EXERCISE → All of the data that follows should be output again without any alteration.

START MATERIAL PROVIDED
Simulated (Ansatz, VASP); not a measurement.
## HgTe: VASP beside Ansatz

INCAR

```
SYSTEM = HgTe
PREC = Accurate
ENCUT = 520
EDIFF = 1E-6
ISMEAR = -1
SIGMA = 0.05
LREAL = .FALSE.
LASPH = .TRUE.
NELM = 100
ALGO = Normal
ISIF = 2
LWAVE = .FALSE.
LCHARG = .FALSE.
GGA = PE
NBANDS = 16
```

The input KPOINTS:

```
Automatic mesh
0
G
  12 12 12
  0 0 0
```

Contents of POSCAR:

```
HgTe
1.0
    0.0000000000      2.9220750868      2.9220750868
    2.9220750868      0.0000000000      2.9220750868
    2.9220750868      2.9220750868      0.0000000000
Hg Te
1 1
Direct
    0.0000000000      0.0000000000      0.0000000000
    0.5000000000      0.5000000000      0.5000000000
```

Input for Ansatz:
END MATERIAL PROVIDED

REPLY →
Simulated (Ansatz, VASP); not a measurement.
## HgTe: VASP beside Ansatz

INCAR

```
SYSTEM = HgTe
PREC = Accurate
ENCUT = 520
EDIFF = 1E-6
ISMEAR = -1
SIGMA = 0.05
LREAL = .FALSE.
LASPH = .TRUE.
NELM = 100
ALGO = Normal
ISIF = 2
LWAVE = .FALSE.
LCHARG = .FALSE.
GGA = PE
NBANDS = 16
```

The input KPOINTS:

```
Automatic mesh
0
G
  12 12 12
  0 0 0
```

Contents of POSCAR:

```
HgTe
1.0
    0.0000000000      2.9220750868      2.9220750868
    2.9220750868      0.0000000000      2.9220750868
    2.9220750868      2.9220750868      0.0000000000
Hg Te
1 1
Direct
    0.0000000000      0.0000000000      0.0000000000
    0.5000000000      0.5000000000      0.5000000000
```

Input for Ansatz:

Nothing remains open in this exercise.